=== Assigned task ===
With the first line below as the start and the line containing "mesh | 7 × 7 × 7 |" as the end, copy every line between them exactly, ends included.

----------------

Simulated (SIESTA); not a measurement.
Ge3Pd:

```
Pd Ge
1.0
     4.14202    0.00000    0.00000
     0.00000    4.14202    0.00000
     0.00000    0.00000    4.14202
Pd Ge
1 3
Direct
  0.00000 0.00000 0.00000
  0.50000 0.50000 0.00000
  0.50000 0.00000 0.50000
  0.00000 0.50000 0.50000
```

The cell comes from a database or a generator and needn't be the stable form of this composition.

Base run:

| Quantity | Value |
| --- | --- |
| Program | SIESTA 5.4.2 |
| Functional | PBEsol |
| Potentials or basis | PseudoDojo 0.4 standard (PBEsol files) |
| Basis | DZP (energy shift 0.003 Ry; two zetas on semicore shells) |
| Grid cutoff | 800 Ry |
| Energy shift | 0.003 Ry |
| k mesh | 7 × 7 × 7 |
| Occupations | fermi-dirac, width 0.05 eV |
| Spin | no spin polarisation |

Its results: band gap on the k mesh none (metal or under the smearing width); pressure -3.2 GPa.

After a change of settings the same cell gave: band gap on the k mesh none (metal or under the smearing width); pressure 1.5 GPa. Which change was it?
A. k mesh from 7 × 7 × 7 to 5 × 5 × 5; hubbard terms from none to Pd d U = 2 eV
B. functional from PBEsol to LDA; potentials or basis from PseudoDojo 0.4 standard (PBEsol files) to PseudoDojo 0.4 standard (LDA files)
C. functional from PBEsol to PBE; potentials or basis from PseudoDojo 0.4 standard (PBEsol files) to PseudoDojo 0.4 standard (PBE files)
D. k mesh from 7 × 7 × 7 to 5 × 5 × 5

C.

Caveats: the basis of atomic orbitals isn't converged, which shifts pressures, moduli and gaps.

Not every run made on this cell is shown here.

----------------

=== Reply ===
Simulated (SIESTA); not a measurement.
Ge3Pd:

```
Pd Ge
1.0
     4.14202    0.00000    0.00000
     0.00000    4.14202    0.00000
     0.00000    0.00000    4.14202
Pd Ge
1 3
Direct
  0.00000 0.00000 0.00000
  0.50000 0.50000 0.00000
  0.50000 0.00000 0.50000
  0.00000 0.50000 0.50000
```

The cell comes from a database or a generator and needn't be the stable form of this composition.

Base run:

| Quantity | Value |
| --- | --- |
| Program | SIESTA 5.4.2 |
| Functional | PBEsol |
| Potentials or basis | PseudoDojo 0.4 standard (PBEsol files) |
| Basis | DZP (energy shift 0.003 Ry; two zetas on semicore shells) |
| Grid cutoff | 800 Ry |
| Energy shift | 0.003 Ry |
| k mesh | 7 × 7 × 7 |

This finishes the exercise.